- [Requirement]:
Everything in the listing must be repeated word for word.

- [Dataset entries]:
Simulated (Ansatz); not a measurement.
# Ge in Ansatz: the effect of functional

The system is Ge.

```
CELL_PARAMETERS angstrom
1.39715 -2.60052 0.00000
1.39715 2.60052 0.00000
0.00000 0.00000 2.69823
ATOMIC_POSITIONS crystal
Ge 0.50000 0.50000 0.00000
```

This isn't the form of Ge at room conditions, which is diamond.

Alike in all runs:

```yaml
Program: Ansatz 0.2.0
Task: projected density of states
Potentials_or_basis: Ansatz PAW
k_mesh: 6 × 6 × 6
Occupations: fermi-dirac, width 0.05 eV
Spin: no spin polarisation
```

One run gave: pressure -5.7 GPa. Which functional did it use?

- [Task output]:
Simulated (Ansatz); not a measurement.
# Ge in Ansatz: the effect of functional

The system is Ge.

```
CELL_PARAMETERS angstrom
1.39715 -2.60052 0.00000
1.39715 2.60052 0.00000
0.00000 0.00000 2.69823
ATOMIC_POSITIONS crystal
Ge 0.50000 0.50000 0.00000
```

This isn't the form of Ge at room conditions, which is diamond.

Alike in all runs:

```yaml
Program: Ansatz 0.2.0
Task: projected density of states
Potentials_or_basis: Ansatz PAW
k_mesh: 6 × 6 × 6
Occupations: fermi-dirac, width 0.05 eV
Spin: no spin polarisation
```

One run gave: pressure -5.7 GPa. Which functional did it use?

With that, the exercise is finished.